Dataset excerpts section start

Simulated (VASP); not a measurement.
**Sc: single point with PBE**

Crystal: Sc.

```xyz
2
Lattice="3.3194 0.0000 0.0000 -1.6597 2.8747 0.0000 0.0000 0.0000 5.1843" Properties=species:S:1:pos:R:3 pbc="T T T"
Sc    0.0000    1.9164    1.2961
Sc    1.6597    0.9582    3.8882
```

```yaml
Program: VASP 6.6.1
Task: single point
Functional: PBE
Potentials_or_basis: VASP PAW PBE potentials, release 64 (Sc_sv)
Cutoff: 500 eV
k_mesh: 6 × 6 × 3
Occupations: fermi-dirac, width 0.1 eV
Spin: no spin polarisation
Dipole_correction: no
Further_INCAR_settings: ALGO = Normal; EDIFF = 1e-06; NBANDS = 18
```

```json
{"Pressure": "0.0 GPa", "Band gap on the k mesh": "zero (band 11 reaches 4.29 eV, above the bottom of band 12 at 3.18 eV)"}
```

Dataset excerpts section end

*Required action*: Please give the listing again exactly, line for line.

*Response*:
Simulated (VASP); not a measurement.
**Sc: single point with PBE**

Crystal: Sc.

```xyz
2
Lattice="3.3194 0.0000 0.0000 -1.6597 2.8747 0.0000 0.0000 0.0000 5.1843" Properties=species:S:1:pos:R:3 pbc="T T T"
Sc    0.0000    1.9164    1.2961
Sc    1.6597    0.9582    3.8882
```

```yaml
Program: VASP 6.6.1
Task: single point
Functional: PBE
Potentials_or_basis: VASP PAW PBE potentials, release 64 (Sc_sv)
Cutoff: 500 eV
k_mesh: 6 × 6 × 3
Occupations: fermi-dirac, width 0.1 eV
Spin: no spin polarisation
Dipole_correction: no
Further_INCAR_settings: ALGO = Normal; EDIFF = 1e-06; NBANDS = 18
```

```json
{"Pressure": "0.0 GPa", "Band gap on the k mesh": "zero (band 11 reaches 4.29 eV, above the bottom of band 12 at 3.18 eV)"}
```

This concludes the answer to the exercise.